Segment Start: Raw data

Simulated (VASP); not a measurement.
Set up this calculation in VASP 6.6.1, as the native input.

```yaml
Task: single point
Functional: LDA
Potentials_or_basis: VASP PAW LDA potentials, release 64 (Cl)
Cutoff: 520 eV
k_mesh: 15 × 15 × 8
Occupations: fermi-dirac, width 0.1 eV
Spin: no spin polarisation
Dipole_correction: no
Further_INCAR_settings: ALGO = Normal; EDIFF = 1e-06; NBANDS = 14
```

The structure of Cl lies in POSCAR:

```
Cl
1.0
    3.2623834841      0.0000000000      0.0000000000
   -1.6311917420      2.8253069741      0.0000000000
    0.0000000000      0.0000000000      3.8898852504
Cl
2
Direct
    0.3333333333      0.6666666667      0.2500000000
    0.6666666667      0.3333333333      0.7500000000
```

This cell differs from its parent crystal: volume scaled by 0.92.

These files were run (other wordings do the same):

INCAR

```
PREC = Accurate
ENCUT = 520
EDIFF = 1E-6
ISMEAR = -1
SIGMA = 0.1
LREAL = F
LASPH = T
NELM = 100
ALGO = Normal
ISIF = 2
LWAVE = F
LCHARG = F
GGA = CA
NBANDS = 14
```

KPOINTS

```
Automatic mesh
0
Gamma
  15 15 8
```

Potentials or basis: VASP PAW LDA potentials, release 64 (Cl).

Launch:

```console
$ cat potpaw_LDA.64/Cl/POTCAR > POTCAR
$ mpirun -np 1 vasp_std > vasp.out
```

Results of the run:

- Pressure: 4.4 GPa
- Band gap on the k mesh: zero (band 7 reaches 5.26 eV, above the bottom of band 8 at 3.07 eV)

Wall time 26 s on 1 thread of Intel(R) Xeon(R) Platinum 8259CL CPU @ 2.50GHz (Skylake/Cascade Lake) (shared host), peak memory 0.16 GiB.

Segment End: Raw data

## Assignment
Only certain lines are wanted. Please return exactly those from the top of the data through the line with "This cell differs".

## Written reply
Simulated (VASP); not a measurement.
Set up this calculation in VASP 6.6.1, as the native input.

```yaml
Task: single point
Functional: LDA
Potentials_or_basis: VASP PAW LDA potentials, release 64 (Cl)
Cutoff: 520 eV
k_mesh: 15 × 15 × 8
Occupations: fermi-dirac, width 0.1 eV
Spin: no spin polarisation
Dipole_correction: no
Further_INCAR_settings: ALGO = Normal; EDIFF = 1e-06; NBANDS = 14
```

The structure of Cl lies in POSCAR:

```
Cl
1.0
    3.2623834841      0.0000000000      0.0000000000
   -1.6311917420      2.8253069741      0.0000000000
    0.0000000000      0.0000000000      3.8898852504
Cl
2
Direct
    0.3333333333      0.6666666667      0.2500000000
    0.6666666667      0.3333333333      0.7500000000
```

This cell differs from its parent crystal: volume scaled by 0.92.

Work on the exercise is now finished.